[Listed entries]
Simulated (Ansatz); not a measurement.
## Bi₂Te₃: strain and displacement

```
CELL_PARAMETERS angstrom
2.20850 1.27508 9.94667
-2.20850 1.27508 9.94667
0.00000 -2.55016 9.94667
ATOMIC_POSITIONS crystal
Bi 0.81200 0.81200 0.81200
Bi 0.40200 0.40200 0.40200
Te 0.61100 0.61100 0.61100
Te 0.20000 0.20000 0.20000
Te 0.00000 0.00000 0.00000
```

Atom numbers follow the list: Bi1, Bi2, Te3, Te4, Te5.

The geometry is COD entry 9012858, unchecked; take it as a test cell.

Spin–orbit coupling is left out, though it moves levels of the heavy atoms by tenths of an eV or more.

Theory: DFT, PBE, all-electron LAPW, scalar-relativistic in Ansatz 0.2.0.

[Brief] Would you return all of the material exactly as written?

[Answer area]
Simulated (Ansatz); not a measurement.
## Bi₂Te₃: strain and displacement

```
CELL_PARAMETERS angstrom
2.20850 1.27508 9.94667
-2.20850 1.27508 9.94667
0.00000 -2.55016 9.94667
ATOMIC_POSITIONS crystal
Bi 0.81200 0.81200 0.81200
Bi 0.40200 0.40200 0.40200
Te 0.61100 0.61100 0.61100
Te 0.20000 0.20000 0.20000
Te 0.00000 0.00000 0.00000
```

Atom numbers follow the list: Bi1, Bi2, Te3, Te4, Te5.

The geometry is COD entry 9012858, unchecked; take it as a test cell.

Spin–orbit coupling is left out, though it moves levels of the heavy atoms by tenths of an eV or more.

Theory: DFT, PBE, all-electron LAPW, scalar-relativistic in Ansatz 0.2.0.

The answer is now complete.